Assignment: Nothing should be output except the lines from the top of the material below through the line that contains "## 1. The structure", each exactly as written.

Extracted information:
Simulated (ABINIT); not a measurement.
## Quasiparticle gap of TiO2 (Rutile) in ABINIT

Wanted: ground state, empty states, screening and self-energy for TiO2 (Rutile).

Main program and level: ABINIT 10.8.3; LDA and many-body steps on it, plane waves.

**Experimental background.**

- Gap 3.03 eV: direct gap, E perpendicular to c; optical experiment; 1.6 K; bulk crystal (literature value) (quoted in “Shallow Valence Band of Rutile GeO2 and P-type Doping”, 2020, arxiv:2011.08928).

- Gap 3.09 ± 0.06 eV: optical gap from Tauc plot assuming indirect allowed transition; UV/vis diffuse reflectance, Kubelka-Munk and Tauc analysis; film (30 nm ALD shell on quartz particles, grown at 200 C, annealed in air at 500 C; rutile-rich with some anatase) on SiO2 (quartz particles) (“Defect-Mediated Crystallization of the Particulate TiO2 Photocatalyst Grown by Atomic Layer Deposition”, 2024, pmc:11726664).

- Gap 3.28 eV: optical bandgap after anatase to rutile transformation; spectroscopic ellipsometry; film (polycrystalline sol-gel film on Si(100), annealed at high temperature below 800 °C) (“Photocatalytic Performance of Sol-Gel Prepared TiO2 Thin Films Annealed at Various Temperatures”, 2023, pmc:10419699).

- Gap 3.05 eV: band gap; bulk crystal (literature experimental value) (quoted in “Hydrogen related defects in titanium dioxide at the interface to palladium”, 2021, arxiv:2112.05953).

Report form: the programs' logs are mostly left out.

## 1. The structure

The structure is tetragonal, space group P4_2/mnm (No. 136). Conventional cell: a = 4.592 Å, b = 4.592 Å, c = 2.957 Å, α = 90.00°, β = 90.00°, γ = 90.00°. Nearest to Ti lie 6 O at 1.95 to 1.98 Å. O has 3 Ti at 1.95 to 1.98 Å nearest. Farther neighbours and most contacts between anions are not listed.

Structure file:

Response box:
Simulated (ABINIT); not a measurement.
## Quasiparticle gap of TiO2 (Rutile) in ABINIT

Wanted: ground state, empty states, screening and self-energy for TiO2 (Rutile).

Main program and level: ABINIT 10.8.3; LDA and many-body steps on it, plane waves.

**Experimental background.**

- Gap 3.03 eV: direct gap, E perpendicular to c; optical experiment; 1.6 K; bulk crystal (literature value) (quoted in “Shallow Valence Band of Rutile GeO2 and P-type Doping”, 2020, arxiv:2011.08928).

- Gap 3.09 ± 0.06 eV: optical gap from Tauc plot assuming indirect allowed transition; UV/vis diffuse reflectance, Kubelka-Munk and Tauc analysis; film (30 nm ALD shell on quartz particles, grown at 200 C, annealed in air at 500 C; rutile-rich with some anatase) on SiO2 (quartz particles) (“Defect-Mediated Crystallization of the Particulate TiO2 Photocatalyst Grown by Atomic Layer Deposition”, 2024, pmc:11726664).

- Gap 3.28 eV: optical bandgap after anatase to rutile transformation; spectroscopic ellipsometry; film (polycrystalline sol-gel film on Si(100), annealed at high temperature below 800 °C) (“Photocatalytic Performance of Sol-Gel Prepared TiO2 Thin Films Annealed at Various Temperatures”, 2023, pmc:10419699).

- Gap 3.05 eV: band gap; bulk crystal (literature experimental value) (quoted in “Hydrogen related defects in titanium dioxide at the interface to palladium”, 2021, arxiv:2112.05953).

Report form: the programs' logs are mostly left out.

## 1. The structure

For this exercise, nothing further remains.